GIVEN ENTRIES —
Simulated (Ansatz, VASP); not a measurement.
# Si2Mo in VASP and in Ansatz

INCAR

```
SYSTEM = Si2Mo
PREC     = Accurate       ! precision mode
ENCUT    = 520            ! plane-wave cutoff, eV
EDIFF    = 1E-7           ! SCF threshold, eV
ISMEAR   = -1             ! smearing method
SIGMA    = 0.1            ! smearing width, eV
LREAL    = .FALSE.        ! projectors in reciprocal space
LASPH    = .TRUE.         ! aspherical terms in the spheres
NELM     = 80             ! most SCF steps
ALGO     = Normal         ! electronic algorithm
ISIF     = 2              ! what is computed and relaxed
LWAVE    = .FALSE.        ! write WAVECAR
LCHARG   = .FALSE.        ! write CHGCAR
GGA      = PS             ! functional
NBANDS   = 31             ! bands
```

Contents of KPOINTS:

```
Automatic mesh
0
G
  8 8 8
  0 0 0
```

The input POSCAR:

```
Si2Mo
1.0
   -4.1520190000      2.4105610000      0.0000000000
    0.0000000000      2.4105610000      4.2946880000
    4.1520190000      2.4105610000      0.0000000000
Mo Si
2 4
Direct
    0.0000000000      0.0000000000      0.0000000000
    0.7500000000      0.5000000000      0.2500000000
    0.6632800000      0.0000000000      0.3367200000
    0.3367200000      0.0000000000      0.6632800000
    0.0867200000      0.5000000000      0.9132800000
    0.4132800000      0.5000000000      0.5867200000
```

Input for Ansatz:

BRIEF — Repeat the data above, word for word.

EXERCISE RESULT —
Simulated (Ansatz, VASP); not a measurement.
# Si2Mo in VASP and in Ansatz

INCAR

```
SYSTEM = Si2Mo
PREC     = Accurate       ! precision mode
ENCUT    = 520            ! plane-wave cutoff, eV
EDIFF    = 1E-7           ! SCF threshold, eV
ISMEAR   = -1             ! smearing method
SIGMA    = 0.1            ! smearing width, eV
LREAL    = .FALSE.        ! projectors in reciprocal space
LASPH    = .TRUE.         ! aspherical terms in the spheres
NELM     = 80             ! most SCF steps
ALGO     = Normal         ! electronic algorithm
ISIF     = 2              ! what is computed and relaxed
LWAVE    = .FALSE.        ! write WAVECAR
LCHARG   = .FALSE.        ! write CHGCAR
GGA      = PS             ! functional
NBANDS   = 31             ! bands
```

Contents of KPOINTS:

```
Automatic mesh
0
G
  8 8 8
  0 0 0
```

The input POSCAR:

```
Si2Mo
1.0
   -4.1520190000      2.4105610000      0.0000000000
    0.0000000000      2.4105610000      4.2946880000
    4.1520190000      2.4105610000      0.0000000000
Mo Si
2 4
Direct
    0.0000000000      0.0000000000      0.0000000000
    0.7500000000      0.5000000000      0.2500000000
    0.6632800000      0.0000000000      0.3367200000
    0.3367200000      0.0000000000      0.6632800000
    0.0867200000      0.5000000000      0.9132800000
    0.4132800000      0.5000000000      0.5867200000
```

Input for Ansatz:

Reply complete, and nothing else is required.